**Work instruction**
A single stretch of the material below is to be transcribed exactly, starting at the line with "Problem. By hand: ΔE" and ending after the line with "Solution. (-90.3) +".

====================
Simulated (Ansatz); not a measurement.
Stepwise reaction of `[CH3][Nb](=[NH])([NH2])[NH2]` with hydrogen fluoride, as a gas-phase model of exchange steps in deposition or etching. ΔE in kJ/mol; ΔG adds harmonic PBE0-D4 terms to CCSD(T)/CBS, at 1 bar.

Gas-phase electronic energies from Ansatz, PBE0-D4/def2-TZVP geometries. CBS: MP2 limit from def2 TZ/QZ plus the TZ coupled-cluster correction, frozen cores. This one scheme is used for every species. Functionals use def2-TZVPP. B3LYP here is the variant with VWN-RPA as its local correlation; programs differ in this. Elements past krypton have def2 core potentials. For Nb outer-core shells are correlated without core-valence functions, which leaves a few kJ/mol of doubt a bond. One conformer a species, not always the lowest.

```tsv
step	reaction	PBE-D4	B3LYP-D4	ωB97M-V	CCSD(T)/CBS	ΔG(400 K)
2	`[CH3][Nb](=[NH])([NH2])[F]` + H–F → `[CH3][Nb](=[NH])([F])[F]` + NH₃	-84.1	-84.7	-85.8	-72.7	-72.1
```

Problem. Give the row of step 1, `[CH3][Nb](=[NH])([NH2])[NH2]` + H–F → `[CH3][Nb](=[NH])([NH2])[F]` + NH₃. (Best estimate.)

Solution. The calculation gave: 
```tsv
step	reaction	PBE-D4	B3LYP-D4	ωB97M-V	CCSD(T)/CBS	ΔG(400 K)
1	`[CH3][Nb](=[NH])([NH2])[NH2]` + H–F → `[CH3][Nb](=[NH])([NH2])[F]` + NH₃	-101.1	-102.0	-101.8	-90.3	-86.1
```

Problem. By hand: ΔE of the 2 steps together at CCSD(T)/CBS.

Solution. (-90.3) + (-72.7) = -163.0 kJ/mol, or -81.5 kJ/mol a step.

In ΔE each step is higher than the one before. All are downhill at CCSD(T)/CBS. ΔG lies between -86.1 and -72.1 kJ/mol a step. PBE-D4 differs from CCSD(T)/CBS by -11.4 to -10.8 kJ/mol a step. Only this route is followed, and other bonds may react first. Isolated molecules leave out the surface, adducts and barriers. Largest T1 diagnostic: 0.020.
====================

**Written answer**
Problem. By hand: ΔE of the 2 steps together at CCSD(T)/CBS.

Solution. (-90.3) + (-72.7) = -163.0 kJ/mol, or -81.5 kJ/mol a step.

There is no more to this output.